Below are several records. Retype exactly those lines running from the one with "(eV) | 0.56 |" through the one with "Task: What did", end lines included, and no others.

[Excerpted records Boundary: Start]

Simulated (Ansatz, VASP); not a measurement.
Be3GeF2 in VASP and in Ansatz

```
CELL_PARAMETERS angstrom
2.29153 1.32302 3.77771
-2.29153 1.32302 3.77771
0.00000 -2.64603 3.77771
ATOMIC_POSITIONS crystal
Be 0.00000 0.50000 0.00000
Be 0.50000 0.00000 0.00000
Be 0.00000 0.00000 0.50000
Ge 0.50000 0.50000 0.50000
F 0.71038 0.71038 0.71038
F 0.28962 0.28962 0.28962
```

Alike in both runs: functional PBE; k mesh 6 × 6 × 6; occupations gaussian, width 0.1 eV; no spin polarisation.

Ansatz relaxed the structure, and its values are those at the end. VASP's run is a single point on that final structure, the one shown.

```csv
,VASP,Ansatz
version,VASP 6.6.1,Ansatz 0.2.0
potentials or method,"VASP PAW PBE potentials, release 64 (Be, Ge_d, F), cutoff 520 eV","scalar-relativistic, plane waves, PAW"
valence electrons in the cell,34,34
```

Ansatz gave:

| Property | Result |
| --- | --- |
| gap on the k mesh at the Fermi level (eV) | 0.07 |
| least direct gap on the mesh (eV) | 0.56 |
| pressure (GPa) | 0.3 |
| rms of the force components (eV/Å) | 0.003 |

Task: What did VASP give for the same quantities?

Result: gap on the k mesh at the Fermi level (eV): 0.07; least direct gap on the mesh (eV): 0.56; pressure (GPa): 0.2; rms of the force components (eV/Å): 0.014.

[Excerpted records Boundary: End]

• Answer area
| least direct gap on the mesh (eV) | 0.56 |
| pressure (GPa) | 0.3 |
| rms of the force components (eV/Å) | 0.003 |

Task: What did VASP give for the same quantities?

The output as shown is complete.